- - - - -

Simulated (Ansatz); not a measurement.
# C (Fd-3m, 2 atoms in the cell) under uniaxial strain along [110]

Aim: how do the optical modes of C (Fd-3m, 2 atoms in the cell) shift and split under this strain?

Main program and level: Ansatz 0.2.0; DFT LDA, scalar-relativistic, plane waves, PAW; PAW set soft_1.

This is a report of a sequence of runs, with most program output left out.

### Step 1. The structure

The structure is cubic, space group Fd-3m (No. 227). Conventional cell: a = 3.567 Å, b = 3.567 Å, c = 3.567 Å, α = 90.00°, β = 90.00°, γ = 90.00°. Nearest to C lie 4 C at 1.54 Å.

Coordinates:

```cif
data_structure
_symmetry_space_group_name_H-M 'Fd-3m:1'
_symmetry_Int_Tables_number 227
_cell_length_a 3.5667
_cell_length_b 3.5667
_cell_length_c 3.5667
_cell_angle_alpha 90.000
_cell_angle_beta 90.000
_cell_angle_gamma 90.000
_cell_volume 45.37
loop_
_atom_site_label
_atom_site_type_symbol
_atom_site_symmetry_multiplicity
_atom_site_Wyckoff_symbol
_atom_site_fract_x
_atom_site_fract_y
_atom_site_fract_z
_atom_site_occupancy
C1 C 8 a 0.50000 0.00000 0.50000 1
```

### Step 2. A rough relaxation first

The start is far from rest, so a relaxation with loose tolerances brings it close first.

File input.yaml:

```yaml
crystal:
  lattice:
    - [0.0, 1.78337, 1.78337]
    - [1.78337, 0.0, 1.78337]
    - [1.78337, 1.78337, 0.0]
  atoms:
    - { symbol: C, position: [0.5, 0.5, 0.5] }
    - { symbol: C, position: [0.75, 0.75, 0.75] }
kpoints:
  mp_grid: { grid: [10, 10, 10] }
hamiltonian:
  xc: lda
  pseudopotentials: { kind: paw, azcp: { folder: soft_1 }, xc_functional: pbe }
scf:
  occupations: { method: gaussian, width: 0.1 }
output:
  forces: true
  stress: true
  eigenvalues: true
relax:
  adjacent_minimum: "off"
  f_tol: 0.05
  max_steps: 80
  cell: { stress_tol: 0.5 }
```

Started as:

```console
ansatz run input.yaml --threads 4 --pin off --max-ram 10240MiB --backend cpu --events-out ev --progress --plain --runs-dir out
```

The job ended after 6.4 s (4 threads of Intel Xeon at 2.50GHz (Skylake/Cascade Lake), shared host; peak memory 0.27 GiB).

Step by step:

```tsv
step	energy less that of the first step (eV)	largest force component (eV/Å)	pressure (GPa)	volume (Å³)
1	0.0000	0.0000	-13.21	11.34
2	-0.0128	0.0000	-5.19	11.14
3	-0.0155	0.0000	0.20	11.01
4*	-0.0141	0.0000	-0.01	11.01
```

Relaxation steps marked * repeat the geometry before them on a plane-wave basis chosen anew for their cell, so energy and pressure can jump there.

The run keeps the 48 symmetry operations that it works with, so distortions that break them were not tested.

- - - - -

WORK TASK >> Up to and including the line containing "### Step 2. A rough relaxation first", please write out the listing exactly, starting from its first line.

TASK SOLUTION >>
Simulated (Ansatz); not a measurement.
# C (Fd-3m, 2 atoms in the cell) under uniaxial strain along [110]

Aim: how do the optical modes of C (Fd-3m, 2 atoms in the cell) shift and split under this strain?

Main program and level: Ansatz 0.2.0; DFT LDA, scalar-relativistic, plane waves, PAW; PAW set soft_1.

This is a report of a sequence of runs, with most program output left out.

### Step 1. The structure

The structure is cubic, space group Fd-3m (No. 227). Conventional cell: a = 3.567 Å, b = 3.567 Å, c = 3.567 Å, α = 90.00°, β = 90.00°, γ = 90.00°. Nearest to C lie 4 C at 1.54 Å.

Coordinates:

```cif
data_structure
_symmetry_space_group_name_H-M 'Fd-3m:1'
_symmetry_Int_Tables_number 227
_cell_length_a 3.5667
_cell_length_b 3.5667
_cell_length_c 3.5667
_cell_angle_alpha 90.000
_cell_angle_beta 90.000
_cell_angle_gamma 90.000
_cell_volume 45.37
loop_
_atom_site_label
_atom_site_type_symbol
_atom_site_symmetry_multiplicity
_atom_site_Wyckoff_symbol
_atom_site_fract_x
_atom_site_fract_y
_atom_site_fract_z
_atom_site_occupancy
C1 C 8 a 0.50000 0.00000 0.50000 1
```

### Step 2. A rough relaxation first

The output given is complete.